## Requirement
Word for word, restate the lines from the start of the data down to the line with "its feed value?", both included.

• • • •

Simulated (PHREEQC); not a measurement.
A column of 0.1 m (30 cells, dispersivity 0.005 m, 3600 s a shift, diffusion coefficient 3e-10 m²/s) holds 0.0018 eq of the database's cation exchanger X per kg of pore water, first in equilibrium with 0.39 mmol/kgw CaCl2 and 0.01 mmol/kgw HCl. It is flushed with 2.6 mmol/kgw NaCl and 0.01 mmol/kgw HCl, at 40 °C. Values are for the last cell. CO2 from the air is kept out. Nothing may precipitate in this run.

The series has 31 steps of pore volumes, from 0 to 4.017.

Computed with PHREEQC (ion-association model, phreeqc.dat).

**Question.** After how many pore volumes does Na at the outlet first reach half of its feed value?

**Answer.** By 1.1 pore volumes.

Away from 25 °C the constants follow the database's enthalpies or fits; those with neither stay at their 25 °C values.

• • • •

## Exercise result
Simulated (PHREEQC); not a measurement.
A column of 0.1 m (30 cells, dispersivity 0.005 m, 3600 s a shift, diffusion coefficient 3e-10 m²/s) holds 0.0018 eq of the database's cation exchanger X per kg of pore water, first in equilibrium with 0.39 mmol/kgw CaCl2 and 0.01 mmol/kgw HCl. It is flushed with 2.6 mmol/kgw NaCl and 0.01 mmol/kgw HCl, at 40 °C. Values are for the last cell. CO2 from the air is kept out. Nothing may precipitate in this run.

The series has 31 steps of pore volumes, from 0 to 4.017.

Computed with PHREEQC (ion-association model, phreeqc.dat).

**Question.** After how many pore volumes does Na at the outlet first reach half of its feed value?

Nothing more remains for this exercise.